Data for analysis:

<<<<

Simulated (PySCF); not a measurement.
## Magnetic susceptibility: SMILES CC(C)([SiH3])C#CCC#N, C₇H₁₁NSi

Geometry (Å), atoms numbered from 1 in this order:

>>>>

Activity:
Your reply needs to reproduce all of the listing exactly.

Answer area:
Simulated (PySCF); not a measurement.
## Magnetic susceptibility: SMILES CC(C)([SiH3])C#CCC#N, C₇H₁₁NSi

Geometry (Å), atoms numbered from 1 in this order:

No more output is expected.